ACTIVITY ▸ Quote exactly, and only, the lines of the material below from the line with "Program: VASP 6.6.1" through the line with "no spin polarisation".

ENTRIES PROVIDED ▸
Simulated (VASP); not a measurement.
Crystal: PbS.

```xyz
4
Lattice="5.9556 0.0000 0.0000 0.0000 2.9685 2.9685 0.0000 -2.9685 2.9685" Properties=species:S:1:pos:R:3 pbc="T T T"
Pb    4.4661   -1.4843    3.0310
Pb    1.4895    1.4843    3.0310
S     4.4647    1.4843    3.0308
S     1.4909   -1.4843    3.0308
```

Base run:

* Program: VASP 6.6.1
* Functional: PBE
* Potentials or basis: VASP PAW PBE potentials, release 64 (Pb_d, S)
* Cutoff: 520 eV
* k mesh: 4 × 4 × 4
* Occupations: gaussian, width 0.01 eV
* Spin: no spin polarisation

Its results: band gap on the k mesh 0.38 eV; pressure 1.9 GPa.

EXERCISE RESPONSE ▸
* Program: VASP 6.6.1
* Functional: PBE
* Potentials or basis: VASP PAW PBE potentials, release 64 (Pb_d, S)
* Cutoff: 520 eV
* k mesh: 4 × 4 × 4
* Occupations: gaussian, width 0.01 eV
* Spin: no spin polarisation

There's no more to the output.